## Exercise
Copy the lines below verbatim. Begin with the first and end with the line containing "With r2SCAN the".

━━━━━━━━
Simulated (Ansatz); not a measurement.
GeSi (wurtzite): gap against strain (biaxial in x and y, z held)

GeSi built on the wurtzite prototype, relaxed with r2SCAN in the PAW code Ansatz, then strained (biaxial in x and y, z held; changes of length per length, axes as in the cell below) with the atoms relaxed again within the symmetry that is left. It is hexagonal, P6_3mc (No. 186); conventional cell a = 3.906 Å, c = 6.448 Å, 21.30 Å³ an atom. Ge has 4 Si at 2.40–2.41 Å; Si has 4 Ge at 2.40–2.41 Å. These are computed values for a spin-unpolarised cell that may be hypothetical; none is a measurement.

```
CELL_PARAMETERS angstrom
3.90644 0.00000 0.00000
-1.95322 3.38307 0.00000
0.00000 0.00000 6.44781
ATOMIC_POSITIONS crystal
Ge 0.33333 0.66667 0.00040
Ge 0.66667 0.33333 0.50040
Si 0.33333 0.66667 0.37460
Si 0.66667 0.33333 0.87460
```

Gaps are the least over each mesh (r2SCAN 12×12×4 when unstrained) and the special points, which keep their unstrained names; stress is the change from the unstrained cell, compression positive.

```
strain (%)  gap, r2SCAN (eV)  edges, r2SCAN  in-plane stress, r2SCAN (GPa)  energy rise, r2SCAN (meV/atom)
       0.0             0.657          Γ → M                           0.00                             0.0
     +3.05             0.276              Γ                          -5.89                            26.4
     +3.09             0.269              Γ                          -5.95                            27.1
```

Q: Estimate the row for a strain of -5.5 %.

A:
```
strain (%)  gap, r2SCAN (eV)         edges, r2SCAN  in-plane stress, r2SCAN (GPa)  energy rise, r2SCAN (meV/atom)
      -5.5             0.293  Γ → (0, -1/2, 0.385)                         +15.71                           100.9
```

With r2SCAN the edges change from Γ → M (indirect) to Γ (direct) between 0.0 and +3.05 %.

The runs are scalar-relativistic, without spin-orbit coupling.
━━━━━━━━

## Reply
Simulated (Ansatz); not a measurement.
GeSi (wurtzite): gap against strain (biaxial in x and y, z held)

GeSi built on the wurtzite prototype, relaxed with r2SCAN in the PAW code Ansatz, then strained (biaxial in x and y, z held; changes of length per length, axes as in the cell below) with the atoms relaxed again within the symmetry that is left. It is hexagonal, P6_3mc (No. 186); conventional cell a = 3.906 Å, c = 6.448 Å, 21.30 Å³ an atom. Ge has 4 Si at 2.40–2.41 Å; Si has 4 Ge at 2.40–2.41 Å. These are computed values for a spin-unpolarised cell that may be hypothetical; none is a measurement.

```
CELL_PARAMETERS angstrom
3.90644 0.00000 0.00000
-1.95322 3.38307 0.00000
0.00000 0.00000 6.44781
ATOMIC_POSITIONS crystal
Ge 0.33333 0.66667 0.00040
Ge 0.66667 0.33333 0.50040
Si 0.33333 0.66667 0.37460
Si 0.66667 0.33333 0.87460
```

Gaps are the least over each mesh (r2SCAN 12×12×4 when unstrained) and the special points, which keep their unstrained names; stress is the change from the unstrained cell, compression positive.

```
strain (%)  gap, r2SCAN (eV)  edges, r2SCAN  in-plane stress, r2SCAN (GPa)  energy rise, r2SCAN (meV/atom)
       0.0             0.657          Γ → M                           0.00                             0.0
     +3.05             0.276              Γ                          -5.89                            26.4
     +3.09             0.269              Γ                          -5.95                            27.1
```

Q: Estimate the row for a strain of -5.5 %.

A:
```
strain (%)  gap, r2SCAN (eV)         edges, r2SCAN  in-plane stress, r2SCAN (GPa)  energy rise, r2SCAN (meV/atom)
      -5.5             0.293  Γ → (0, -1/2, 0.385)                         +15.71                           100.9
```

With r2SCAN the edges change from Γ → M (indirect) to Γ (direct) between 0.0 and +3.05 %.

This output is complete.